**DATA LISTING**
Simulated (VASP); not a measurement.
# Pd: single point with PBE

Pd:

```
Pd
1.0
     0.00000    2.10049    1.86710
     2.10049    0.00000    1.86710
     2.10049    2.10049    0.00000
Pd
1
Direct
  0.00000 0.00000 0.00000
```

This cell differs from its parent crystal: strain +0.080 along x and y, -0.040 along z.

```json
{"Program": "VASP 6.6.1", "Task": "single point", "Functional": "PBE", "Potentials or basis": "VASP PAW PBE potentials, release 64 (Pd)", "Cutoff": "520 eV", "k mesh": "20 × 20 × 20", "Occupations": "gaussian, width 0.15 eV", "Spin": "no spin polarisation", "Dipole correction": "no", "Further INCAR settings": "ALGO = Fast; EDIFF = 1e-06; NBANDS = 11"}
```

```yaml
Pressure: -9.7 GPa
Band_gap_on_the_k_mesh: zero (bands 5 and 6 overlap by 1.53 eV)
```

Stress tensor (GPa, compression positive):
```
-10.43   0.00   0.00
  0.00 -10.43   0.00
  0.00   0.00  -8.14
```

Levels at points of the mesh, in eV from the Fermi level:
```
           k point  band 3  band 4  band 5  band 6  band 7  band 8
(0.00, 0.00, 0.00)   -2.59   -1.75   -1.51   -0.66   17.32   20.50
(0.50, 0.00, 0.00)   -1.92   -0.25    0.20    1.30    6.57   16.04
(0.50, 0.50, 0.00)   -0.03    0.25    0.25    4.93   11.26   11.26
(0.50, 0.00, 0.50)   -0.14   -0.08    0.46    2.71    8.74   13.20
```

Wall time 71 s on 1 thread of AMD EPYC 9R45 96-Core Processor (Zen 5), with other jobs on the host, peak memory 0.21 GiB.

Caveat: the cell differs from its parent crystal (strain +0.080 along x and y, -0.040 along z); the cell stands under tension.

**WORK REQUEST**
Print the listing above from its first line through the line with "Wall time 71", and stop there.

**TASK RESULT**
Simulated (VASP); not a measurement.
# Pd: single point with PBE

Pd:

```
Pd
1.0
     0.00000    2.10049    1.86710
     2.10049    0.00000    1.86710
     2.10049    2.10049    0.00000
Pd
1
Direct
  0.00000 0.00000 0.00000
```

This cell differs from its parent crystal: strain +0.080 along x and y, -0.040 along z.

```json
{"Program": "VASP 6.6.1", "Task": "single point", "Functional": "PBE", "Potentials or basis": "VASP PAW PBE potentials, release 64 (Pd)", "Cutoff": "520 eV", "k mesh": "20 × 20 × 20", "Occupations": "gaussian, width 0.15 eV", "Spin": "no spin polarisation", "Dipole correction": "no", "Further INCAR settings": "ALGO = Fast; EDIFF = 1e-06; NBANDS = 11"}
```

```yaml
Pressure: -9.7 GPa
Band_gap_on_the_k_mesh: zero (bands 5 and 6 overlap by 1.53 eV)
```

Stress tensor (GPa, compression positive):
```
-10.43   0.00   0.00
  0.00 -10.43   0.00
  0.00   0.00  -8.14
```

Levels at points of the mesh, in eV from the Fermi level:
```
           k point  band 3  band 4  band 5  band 6  band 7  band 8
(0.00, 0.00, 0.00)   -2.59   -1.75   -1.51   -0.66   17.32   20.50
(0.50, 0.00, 0.00)   -1.92   -0.25    0.20    1.30    6.57   16.04
(0.50, 0.50, 0.00)   -0.03    0.25    0.25    4.93   11.26   11.26
(0.50, 0.00, 0.50)   -0.14   -0.08    0.46    2.71    8.74   13.20
```

Wall time 71 s on 1 thread of AMD EPYC 9R45 96-Core Processor (Zen 5), with other jobs on the host, peak memory 0.21 GiB.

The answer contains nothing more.